====== Record extracts

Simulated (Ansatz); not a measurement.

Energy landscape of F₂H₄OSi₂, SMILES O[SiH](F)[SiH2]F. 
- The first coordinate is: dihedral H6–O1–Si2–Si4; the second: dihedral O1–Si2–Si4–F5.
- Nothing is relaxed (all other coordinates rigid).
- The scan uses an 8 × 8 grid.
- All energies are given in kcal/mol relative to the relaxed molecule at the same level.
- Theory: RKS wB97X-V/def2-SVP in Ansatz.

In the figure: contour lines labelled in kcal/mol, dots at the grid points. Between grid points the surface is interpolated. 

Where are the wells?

============

▶ Exercise:
Copy, exactly and only, the lines above that begin with the one containing "- All energies" and finish with the one containing "In the figure: contour".

▶ Task solution:
- All energies are given in kcal/mol relative to the relaxed molecule at the same level.
- Theory: RKS wB97X-V/def2-SVP in Ansatz.

In the figure: contour lines labelled in kcal/mol, dots at the grid points. Between grid points the surface is interpolated. 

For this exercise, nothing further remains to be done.